ASSIGNED TASK: Reproduce exactly the lines that run from the start of the records below to the line with "(1) 0.1 GPa.", inclusive.

--- START ---

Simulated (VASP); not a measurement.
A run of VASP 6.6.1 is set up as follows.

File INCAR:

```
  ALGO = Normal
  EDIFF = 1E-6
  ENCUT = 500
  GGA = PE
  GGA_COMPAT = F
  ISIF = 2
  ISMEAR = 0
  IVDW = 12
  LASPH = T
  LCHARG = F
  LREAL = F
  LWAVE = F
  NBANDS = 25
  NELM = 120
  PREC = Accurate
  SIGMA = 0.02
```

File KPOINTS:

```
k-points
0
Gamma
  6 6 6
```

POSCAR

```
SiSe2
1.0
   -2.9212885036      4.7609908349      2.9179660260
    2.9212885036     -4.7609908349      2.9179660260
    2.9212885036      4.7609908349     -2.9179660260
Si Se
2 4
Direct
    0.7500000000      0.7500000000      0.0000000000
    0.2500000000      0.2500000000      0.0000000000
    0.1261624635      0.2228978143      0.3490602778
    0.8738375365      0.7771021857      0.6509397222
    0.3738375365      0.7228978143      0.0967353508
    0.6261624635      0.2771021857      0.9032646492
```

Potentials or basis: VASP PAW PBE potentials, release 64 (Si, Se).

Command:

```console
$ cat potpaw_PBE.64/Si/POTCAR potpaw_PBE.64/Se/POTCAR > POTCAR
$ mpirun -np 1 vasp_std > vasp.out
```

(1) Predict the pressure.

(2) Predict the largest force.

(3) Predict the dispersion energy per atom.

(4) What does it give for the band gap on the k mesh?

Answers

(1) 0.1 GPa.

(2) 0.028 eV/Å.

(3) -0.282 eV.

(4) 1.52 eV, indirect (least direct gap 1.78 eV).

--- END ---

PROBLEM SOLUTION:
Simulated (VASP); not a measurement.
A run of VASP 6.6.1 is set up as follows.

File INCAR:

```
  ALGO = Normal
  EDIFF = 1E-6
  ENCUT = 500
  GGA = PE
  GGA_COMPAT = F
  ISIF = 2
  ISMEAR = 0
  IVDW = 12
  LASPH = T
  LCHARG = F
  LREAL = F
  LWAVE = F
  NBANDS = 25
  NELM = 120
  PREC = Accurate
  SIGMA = 0.02
```

File KPOINTS:

```
k-points
0
Gamma
  6 6 6
```

POSCAR

```
SiSe2
1.0
   -2.9212885036      4.7609908349      2.9179660260
    2.9212885036     -4.7609908349      2.9179660260
    2.9212885036      4.7609908349     -2.9179660260
Si Se
2 4
Direct
    0.7500000000      0.7500000000      0.0000000000
    0.2500000000      0.2500000000      0.0000000000
    0.1261624635      0.2228978143      0.3490602778
    0.8738375365      0.7771021857      0.6509397222
    0.3738375365      0.7228978143      0.0967353508
    0.6261624635      0.2771021857      0.9032646492
```

Potentials or basis: VASP PAW PBE potentials, release 64 (Si, Se).

Command:

```console
$ cat potpaw_PBE.64/Si/POTCAR potpaw_PBE.64/Se/POTCAR > POTCAR
$ mpirun -np 1 vasp_std > vasp.out
```

(1) Predict the pressure.

(2) Predict the largest force.

(3) Predict the dispersion energy per atom.

(4) What does it give for the band gap on the k mesh?

Answers

(1) 0.1 GPa.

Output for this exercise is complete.